▬▬▬▬▬▬
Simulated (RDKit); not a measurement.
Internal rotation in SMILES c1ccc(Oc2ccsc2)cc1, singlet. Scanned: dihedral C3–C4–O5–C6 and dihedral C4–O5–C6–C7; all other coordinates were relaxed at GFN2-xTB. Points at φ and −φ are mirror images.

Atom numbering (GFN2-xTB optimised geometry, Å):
▬▬▬▬▬▬

_WORK REQUEST_
Transcribe the data. Leave every line exactly as it is.

_PROBLEM SOLUTION_
Simulated (RDKit); not a measurement.
Internal rotation in SMILES c1ccc(Oc2ccsc2)cc1, singlet. Scanned: dihedral C3–C4–O5–C6 and dihedral C4–O5–C6–C7; all other coordinates were relaxed at GFN2-xTB. Points at φ and −φ are mirror images.

Atom numbering (GFN2-xTB optimised geometry, Å):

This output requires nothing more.